An exact transcription of the lines below, from the first through the one containing "Change from the", is the only output wanted.

(RECORDS SHOWN Opens)

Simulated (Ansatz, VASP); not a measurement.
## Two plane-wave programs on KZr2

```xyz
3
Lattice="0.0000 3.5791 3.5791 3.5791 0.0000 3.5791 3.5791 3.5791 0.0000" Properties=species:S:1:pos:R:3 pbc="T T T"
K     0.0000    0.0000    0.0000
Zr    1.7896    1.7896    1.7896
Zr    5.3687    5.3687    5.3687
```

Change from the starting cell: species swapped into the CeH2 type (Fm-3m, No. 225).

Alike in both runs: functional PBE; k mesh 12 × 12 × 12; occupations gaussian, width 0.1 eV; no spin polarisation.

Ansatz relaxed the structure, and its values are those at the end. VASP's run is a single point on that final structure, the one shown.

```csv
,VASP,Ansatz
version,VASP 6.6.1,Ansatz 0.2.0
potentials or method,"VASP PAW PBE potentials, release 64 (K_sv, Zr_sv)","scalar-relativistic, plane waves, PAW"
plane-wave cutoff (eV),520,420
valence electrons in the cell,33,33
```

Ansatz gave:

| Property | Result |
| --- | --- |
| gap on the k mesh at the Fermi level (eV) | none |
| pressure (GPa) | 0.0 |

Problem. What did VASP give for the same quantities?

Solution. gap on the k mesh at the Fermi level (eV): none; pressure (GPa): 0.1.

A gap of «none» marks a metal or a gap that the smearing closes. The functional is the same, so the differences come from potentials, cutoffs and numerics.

(RECORDS SHOWN Closes)

> PROBLEM SOLUTION
Simulated (Ansatz, VASP); not a measurement.
## Two plane-wave programs on KZr2

```xyz
3
Lattice="0.0000 3.5791 3.5791 3.5791 0.0000 3.5791 3.5791 3.5791 0.0000" Properties=species:S:1:pos:R:3 pbc="T T T"
K     0.0000    0.0000    0.0000
Zr    1.7896    1.7896    1.7896
Zr    5.3687    5.3687    5.3687
```

Change from the starting cell: species swapped into the CeH2 type (Fm-3m, No. 225).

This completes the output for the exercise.